*** Opening LISTED ENTRIES ***

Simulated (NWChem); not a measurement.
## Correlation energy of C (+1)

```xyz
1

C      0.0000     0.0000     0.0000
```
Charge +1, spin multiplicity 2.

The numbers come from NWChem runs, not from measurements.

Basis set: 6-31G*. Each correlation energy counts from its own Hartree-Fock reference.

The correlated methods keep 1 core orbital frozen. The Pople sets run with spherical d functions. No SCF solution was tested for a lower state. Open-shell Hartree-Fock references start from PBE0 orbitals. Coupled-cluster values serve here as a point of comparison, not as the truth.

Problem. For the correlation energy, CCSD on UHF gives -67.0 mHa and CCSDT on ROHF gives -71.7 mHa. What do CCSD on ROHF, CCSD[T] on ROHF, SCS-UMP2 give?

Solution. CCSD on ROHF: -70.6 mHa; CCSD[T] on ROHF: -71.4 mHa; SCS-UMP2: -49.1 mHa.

*** Closing LISTED ENTRIES ***

REQUIREMENT
Write back every line of the material exactly as it was provided.

YOUR SOLUTION
Simulated (NWChem); not a measurement.
## Correlation energy of C (+1)

```xyz
1

C      0.0000     0.0000     0.0000
```
Charge +1, spin multiplicity 2.

The numbers come from NWChem runs, not from measurements.

Basis set: 6-31G*. Each correlation energy counts from its own Hartree-Fock reference.

The correlated methods keep 1 core orbital frozen. The Pople sets run with spherical d functions. No SCF solution was tested for a lower state. Open-shell Hartree-Fock references start from PBE0 orbitals. Coupled-cluster values serve here as a point of comparison, not as the truth.

Problem. For the correlation energy, CCSD on UHF gives -67.0 mHa and CCSDT on ROHF gives -71.7 mHa. What do CCSD on ROHF, CCSD[T] on ROHF, SCS-UMP2 give?

Solution. CCSD on ROHF: -70.6 mHa; CCSD[T] on ROHF: -71.4 mHa; SCS-UMP2: -49.1 mHa.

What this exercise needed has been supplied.